■ **Assigned task**:
The line containing "The molecule is" marks the end; copy exactly all lines from the start of the material up to and including it.

■ **Provided information**:
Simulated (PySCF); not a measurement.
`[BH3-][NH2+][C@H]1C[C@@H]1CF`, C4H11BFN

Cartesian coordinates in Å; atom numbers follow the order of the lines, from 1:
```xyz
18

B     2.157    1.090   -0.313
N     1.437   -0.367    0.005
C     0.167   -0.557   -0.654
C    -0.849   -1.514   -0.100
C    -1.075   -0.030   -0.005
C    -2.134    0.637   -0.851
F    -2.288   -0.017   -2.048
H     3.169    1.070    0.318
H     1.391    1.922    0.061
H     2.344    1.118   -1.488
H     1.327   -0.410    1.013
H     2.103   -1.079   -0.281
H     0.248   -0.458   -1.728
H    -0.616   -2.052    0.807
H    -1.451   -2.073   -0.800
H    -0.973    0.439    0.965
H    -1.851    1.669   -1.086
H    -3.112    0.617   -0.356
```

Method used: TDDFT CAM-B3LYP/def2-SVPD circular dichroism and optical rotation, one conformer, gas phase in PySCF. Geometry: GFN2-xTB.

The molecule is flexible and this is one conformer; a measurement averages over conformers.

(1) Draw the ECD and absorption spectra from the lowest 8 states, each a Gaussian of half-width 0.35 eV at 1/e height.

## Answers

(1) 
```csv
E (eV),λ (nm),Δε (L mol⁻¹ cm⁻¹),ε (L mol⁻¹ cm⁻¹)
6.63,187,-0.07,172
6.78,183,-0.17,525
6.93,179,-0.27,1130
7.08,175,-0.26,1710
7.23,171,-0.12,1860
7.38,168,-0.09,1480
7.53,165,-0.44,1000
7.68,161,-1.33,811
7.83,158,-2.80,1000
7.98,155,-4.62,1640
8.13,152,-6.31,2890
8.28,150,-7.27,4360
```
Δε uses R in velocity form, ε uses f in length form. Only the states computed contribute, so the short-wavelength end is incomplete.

■ **Response box**:
Simulated (PySCF); not a measurement.
`[BH3-][NH2+][C@H]1C[C@@H]1CF`, C4H11BFN

Cartesian coordinates in Å; atom numbers follow the order of the lines, from 1:
```xyz
18

B     2.157    1.090   -0.313
N     1.437   -0.367    0.005
C     0.167   -0.557   -0.654
C    -0.849   -1.514   -0.100
C    -1.075   -0.030   -0.005
C    -2.134    0.637   -0.851
F    -2.288   -0.017   -2.048
H     3.169    1.070    0.318
H     1.391    1.922    0.061
H     2.344    1.118   -1.488
H     1.327   -0.410    1.013
H     2.103   -1.079   -0.281
H     0.248   -0.458   -1.728
H    -0.616   -2.052    0.807
H    -1.451   -2.073   -0.800
H    -0.973    0.439    0.965
H    -1.851    1.669   -1.086
H    -3.112    0.617   -0.356
```

Method used: TDDFT CAM-B3LYP/def2-SVPD circular dichroism and optical rotation, one conformer, gas phase in PySCF. Geometry: GFN2-xTB.

The molecule is flexible and this is one conformer; a measurement averages over conformers.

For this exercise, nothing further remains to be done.